* BRIEF *
Your answer should be only the lines below from the one with "15.02 | 16.57 |" to the one with "2.16 | 5.26 |", repeated exactly, ends included.

* * * * *

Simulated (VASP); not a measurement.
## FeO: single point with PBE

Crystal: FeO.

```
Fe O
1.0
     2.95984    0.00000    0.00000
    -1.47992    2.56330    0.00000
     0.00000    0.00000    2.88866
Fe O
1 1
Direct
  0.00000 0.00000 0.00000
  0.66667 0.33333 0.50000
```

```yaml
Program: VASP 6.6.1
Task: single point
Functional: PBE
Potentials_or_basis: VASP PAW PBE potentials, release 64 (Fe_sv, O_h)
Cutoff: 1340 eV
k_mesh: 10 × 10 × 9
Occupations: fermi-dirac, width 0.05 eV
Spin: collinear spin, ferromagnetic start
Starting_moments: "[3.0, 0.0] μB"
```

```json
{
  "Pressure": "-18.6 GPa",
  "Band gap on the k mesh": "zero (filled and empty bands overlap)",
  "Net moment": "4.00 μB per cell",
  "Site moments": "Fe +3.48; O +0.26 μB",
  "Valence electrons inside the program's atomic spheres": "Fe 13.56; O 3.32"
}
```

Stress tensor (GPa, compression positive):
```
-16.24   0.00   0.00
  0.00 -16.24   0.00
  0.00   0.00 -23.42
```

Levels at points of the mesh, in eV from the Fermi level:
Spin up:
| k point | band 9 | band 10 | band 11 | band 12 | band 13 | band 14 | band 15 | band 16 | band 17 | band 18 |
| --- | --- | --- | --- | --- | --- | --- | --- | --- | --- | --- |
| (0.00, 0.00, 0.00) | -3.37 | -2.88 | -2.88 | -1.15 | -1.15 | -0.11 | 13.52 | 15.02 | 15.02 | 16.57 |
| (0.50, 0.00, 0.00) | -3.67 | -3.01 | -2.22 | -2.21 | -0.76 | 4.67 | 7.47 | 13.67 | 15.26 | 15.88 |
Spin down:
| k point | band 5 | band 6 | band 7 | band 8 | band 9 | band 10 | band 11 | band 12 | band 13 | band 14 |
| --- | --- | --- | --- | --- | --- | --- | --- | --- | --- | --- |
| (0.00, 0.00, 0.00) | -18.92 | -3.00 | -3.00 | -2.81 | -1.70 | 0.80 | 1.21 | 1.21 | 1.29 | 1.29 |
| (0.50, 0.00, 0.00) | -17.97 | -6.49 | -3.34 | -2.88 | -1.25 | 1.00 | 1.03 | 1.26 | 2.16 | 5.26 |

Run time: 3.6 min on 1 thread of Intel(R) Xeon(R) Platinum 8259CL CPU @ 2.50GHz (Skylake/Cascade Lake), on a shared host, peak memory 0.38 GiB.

* * * * *

* EXERCISE RESULT *
| (0.00, 0.00, 0.00) | -3.37 | -2.88 | -2.88 | -1.15 | -1.15 | -0.11 | 13.52 | 15.02 | 15.02 | 16.57 |
| (0.50, 0.00, 0.00) | -3.67 | -3.01 | -2.22 | -2.21 | -0.76 | 4.67 | 7.47 | 13.67 | 15.26 | 15.88 |
Spin down:
| k point | band 5 | band 6 | band 7 | band 8 | band 9 | band 10 | band 11 | band 12 | band 13 | band 14 |
| --- | --- | --- | --- | --- | --- | --- | --- | --- | --- | --- |
| (0.00, 0.00, 0.00) | -18.92 | -3.00 | -3.00 | -2.81 | -1.70 | 0.80 | 1.21 | 1.21 | 1.29 | 1.29 |
| (0.50, 0.00, 0.00) | -17.97 | -6.49 | -3.34 | -2.88 | -1.25 | 1.00 | 1.03 | 1.26 | 2.16 | 5.26 |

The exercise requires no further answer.